WORK TASK
Every record below is to be reproduced exactly.

RECORDED INFORMATION
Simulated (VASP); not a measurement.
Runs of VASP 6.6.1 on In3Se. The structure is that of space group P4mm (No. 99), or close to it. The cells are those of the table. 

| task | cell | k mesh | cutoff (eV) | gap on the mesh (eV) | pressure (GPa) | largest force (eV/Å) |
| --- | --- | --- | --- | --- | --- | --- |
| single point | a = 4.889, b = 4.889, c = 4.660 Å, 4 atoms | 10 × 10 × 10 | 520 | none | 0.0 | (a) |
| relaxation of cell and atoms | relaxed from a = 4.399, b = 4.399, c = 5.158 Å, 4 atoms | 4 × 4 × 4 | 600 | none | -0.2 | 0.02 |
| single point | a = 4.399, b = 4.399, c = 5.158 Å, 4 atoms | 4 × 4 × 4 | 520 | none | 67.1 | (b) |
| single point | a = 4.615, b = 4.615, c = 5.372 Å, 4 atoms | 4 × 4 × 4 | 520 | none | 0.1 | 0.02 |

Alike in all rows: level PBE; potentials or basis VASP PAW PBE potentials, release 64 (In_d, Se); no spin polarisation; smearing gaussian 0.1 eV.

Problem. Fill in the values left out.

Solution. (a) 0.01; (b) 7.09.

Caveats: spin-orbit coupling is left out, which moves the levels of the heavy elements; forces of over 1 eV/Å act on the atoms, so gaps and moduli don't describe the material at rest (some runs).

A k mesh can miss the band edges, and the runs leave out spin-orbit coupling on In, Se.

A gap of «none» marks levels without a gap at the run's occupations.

RESULT
Simulated (VASP); not a measurement.
Runs of VASP 6.6.1 on In3Se. The structure is that of space group P4mm (No. 99), or close to it. The cells are those of the table. 

| task | cell | k mesh | cutoff (eV) | gap on the mesh (eV) | pressure (GPa) | largest force (eV/Å) |
| --- | --- | --- | --- | --- | --- | --- |
| single point | a = 4.889, b = 4.889, c = 4.660 Å, 4 atoms | 10 × 10 × 10 | 520 | none | 0.0 | (a) |
| relaxation of cell and atoms | relaxed from a = 4.399, b = 4.399, c = 5.158 Å, 4 atoms | 4 × 4 × 4 | 600 | none | -0.2 | 0.02 |
| single point | a = 4.399, b = 4.399, c = 5.158 Å, 4 atoms | 4 × 4 × 4 | 520 | none | 67.1 | (b) |
| single point | a = 4.615, b = 4.615, c = 5.372 Å, 4 atoms | 4 × 4 × 4 | 520 | none | 0.1 | 0.02 |

Alike in all rows: level PBE; potentials or basis VASP PAW PBE potentials, release 64 (In_d, Se); no spin polarisation; smearing gaussian 0.1 eV.

Problem. Fill in the values left out.

Solution. (a) 0.01; (b) 7.09.

Caveats: spin-orbit coupling is left out, which moves the levels of the heavy elements; forces of over 1 eV/Å act on the atoms, so gaps and moduli don't describe the material at rest (some runs).

A k mesh can miss the band edges, and the runs leave out spin-orbit coupling on In, Se.

A gap of «none» marks levels without a gap at the run's occupations.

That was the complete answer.